• WORK TASK: Your response should consist of every record, exactly as given.

• DATASET EXTRACT:
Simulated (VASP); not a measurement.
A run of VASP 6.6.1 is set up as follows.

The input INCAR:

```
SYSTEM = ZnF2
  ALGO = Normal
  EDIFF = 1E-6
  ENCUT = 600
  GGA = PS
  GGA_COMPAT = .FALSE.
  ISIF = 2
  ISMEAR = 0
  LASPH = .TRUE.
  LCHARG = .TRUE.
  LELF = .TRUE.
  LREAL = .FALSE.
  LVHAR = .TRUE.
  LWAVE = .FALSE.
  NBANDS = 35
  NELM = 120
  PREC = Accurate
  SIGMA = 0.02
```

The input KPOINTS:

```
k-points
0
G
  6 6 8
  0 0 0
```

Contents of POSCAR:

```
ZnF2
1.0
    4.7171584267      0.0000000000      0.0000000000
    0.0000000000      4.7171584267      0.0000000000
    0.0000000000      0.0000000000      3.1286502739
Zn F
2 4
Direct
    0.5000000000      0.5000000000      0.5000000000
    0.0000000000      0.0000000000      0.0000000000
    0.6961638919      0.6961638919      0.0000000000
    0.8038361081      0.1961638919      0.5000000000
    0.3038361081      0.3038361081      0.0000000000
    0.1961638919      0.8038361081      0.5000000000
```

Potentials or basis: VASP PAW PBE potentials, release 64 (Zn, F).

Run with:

• TASK OUTPUT:
Simulated (VASP); not a measurement.
A run of VASP 6.6.1 is set up as follows.

The input INCAR:

```
SYSTEM = ZnF2
  ALGO = Normal
  EDIFF = 1E-6
  ENCUT = 600
  GGA = PS
  GGA_COMPAT = .FALSE.
  ISIF = 2
  ISMEAR = 0
  LASPH = .TRUE.
  LCHARG = .TRUE.
  LELF = .TRUE.
  LREAL = .FALSE.
  LVHAR = .TRUE.
  LWAVE = .FALSE.
  NBANDS = 35
  NELM = 120
  PREC = Accurate
  SIGMA = 0.02
```

The input KPOINTS:

```
k-points
0
G
  6 6 8
  0 0 0
```

Contents of POSCAR:

```
ZnF2
1.0
    4.7171584267      0.0000000000      0.0000000000
    0.0000000000      4.7171584267      0.0000000000
    0.0000000000      0.0000000000      3.1286502739
Zn F
2 4
Direct
    0.5000000000      0.5000000000      0.5000000000
    0.0000000000      0.0000000000      0.0000000000
    0.6961638919      0.6961638919      0.0000000000
    0.8038361081      0.1961638919      0.5000000000
    0.3038361081      0.3038361081      0.0000000000
    0.1961638919      0.8038361081      0.5000000000
```

Potentials or basis: VASP PAW PBE potentials, release 64 (Zn, F).

Run with:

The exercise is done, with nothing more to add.